A line below contains "(1) Give the", and a later one contains "-35.3 | +7.9 | -70.9 |". Repeat both, with every line between them, exactly.

☆ ☆ ☆ ☆ ☆

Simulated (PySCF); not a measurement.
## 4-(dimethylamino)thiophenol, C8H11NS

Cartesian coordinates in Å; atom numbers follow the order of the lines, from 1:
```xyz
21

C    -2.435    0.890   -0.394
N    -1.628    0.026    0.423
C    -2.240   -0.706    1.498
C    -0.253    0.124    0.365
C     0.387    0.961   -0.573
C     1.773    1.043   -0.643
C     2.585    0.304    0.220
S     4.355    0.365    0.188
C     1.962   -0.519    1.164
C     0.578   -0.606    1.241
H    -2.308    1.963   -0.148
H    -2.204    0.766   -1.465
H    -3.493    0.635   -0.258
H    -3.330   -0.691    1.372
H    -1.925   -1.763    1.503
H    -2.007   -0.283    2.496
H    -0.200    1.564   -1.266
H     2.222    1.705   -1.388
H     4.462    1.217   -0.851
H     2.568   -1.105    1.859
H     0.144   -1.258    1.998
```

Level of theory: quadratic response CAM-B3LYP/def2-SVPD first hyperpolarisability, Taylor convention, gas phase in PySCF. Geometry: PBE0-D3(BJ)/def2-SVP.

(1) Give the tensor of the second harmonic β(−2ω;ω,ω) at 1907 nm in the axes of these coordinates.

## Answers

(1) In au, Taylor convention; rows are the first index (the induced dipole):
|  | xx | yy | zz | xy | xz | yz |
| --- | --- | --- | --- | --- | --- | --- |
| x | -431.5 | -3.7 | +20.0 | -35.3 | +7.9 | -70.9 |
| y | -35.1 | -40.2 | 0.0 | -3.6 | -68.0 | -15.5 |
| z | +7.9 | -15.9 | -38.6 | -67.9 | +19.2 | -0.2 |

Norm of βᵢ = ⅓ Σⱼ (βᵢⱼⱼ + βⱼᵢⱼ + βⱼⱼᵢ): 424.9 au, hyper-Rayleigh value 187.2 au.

☆ ☆ ☆ ☆ ☆

## Written response:
(1) Give the tensor of the second harmonic β(−2ω;ω,ω) at 1907 nm in the axes of these coordinates.

## Answers

(1) In au, Taylor convention; rows are the first index (the induced dipole):
|  | xx | yy | zz | xy | xz | yz |
| --- | --- | --- | --- | --- | --- | --- |
| x | -431.5 | -3.7 | +20.0 | -35.3 | +7.9 | -70.9 |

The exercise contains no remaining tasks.